### Excerpted records
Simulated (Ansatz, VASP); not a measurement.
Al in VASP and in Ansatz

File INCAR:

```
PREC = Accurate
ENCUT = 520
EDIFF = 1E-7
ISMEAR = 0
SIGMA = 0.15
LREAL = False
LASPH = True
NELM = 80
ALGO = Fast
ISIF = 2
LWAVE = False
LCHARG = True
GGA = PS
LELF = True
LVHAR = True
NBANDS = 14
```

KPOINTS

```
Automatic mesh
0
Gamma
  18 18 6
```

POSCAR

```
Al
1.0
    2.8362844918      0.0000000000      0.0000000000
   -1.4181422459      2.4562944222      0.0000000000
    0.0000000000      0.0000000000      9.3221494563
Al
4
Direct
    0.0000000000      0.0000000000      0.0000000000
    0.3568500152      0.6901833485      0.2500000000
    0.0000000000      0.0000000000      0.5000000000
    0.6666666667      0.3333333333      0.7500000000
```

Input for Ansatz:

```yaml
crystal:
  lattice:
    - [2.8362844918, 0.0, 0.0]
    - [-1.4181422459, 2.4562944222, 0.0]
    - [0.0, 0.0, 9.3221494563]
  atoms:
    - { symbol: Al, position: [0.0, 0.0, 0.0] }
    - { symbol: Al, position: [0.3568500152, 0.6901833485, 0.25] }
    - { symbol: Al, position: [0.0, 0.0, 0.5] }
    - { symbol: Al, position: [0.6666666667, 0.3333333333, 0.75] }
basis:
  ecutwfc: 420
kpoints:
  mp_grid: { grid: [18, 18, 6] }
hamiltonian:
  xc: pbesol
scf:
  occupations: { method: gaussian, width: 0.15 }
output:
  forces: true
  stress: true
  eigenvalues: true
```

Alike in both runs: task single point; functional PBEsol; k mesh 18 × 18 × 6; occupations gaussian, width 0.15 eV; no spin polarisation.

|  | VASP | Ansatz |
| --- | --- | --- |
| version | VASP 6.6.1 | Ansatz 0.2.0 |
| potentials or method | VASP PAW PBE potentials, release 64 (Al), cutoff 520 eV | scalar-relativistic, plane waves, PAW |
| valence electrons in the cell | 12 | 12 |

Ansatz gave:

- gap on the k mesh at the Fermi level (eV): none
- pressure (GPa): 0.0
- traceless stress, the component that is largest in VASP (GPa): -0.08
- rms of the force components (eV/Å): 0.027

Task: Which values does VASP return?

### Work order
The reply should hold only the lines from the top of the records through the line that has "Ansatz 0.2.0 |", each one exact.

### Worked solution
Simulated (Ansatz, VASP); not a measurement.
Al in VASP and in Ansatz

File INCAR:

```
PREC = Accurate
ENCUT = 520
EDIFF = 1E-7
ISMEAR = 0
SIGMA = 0.15
LREAL = False
LASPH = True
NELM = 80
ALGO = Fast
ISIF = 2
LWAVE = False
LCHARG = True
GGA = PS
LELF = True
LVHAR = True
NBANDS = 14
```

KPOINTS

```
Automatic mesh
0
Gamma
  18 18 6
```

POSCAR

```
Al
1.0
    2.8362844918      0.0000000000      0.0000000000
   -1.4181422459      2.4562944222      0.0000000000
    0.0000000000      0.0000000000      9.3221494563
Al
4
Direct
    0.0000000000      0.0000000000      0.0000000000
    0.3568500152      0.6901833485      0.2500000000
    0.0000000000      0.0000000000      0.5000000000
    0.6666666667      0.3333333333      0.7500000000
```

Input for Ansatz:

```yaml
crystal:
  lattice:
    - [2.8362844918, 0.0, 0.0]
    - [-1.4181422459, 2.4562944222, 0.0]
    - [0.0, 0.0, 9.3221494563]
  atoms:
    - { symbol: Al, position: [0.0, 0.0, 0.0] }
    - { symbol: Al, position: [0.3568500152, 0.6901833485, 0.25] }
    - { symbol: Al, position: [0.0, 0.0, 0.5] }
    - { symbol: Al, position: [0.6666666667, 0.3333333333, 0.75] }
basis:
  ecutwfc: 420
kpoints:
  mp_grid: { grid: [18, 18, 6] }
hamiltonian:
  xc: pbesol
scf:
  occupations: { method: gaussian, width: 0.15 }
output:
  forces: true
  stress: true
  eigenvalues: true
```

Alike in both runs: task single point; functional PBEsol; k mesh 18 × 18 × 6; occupations gaussian, width 0.15 eV; no spin polarisation.

|  | VASP | Ansatz |
| --- | --- | --- |
| version | VASP 6.6.1 | Ansatz 0.2.0 |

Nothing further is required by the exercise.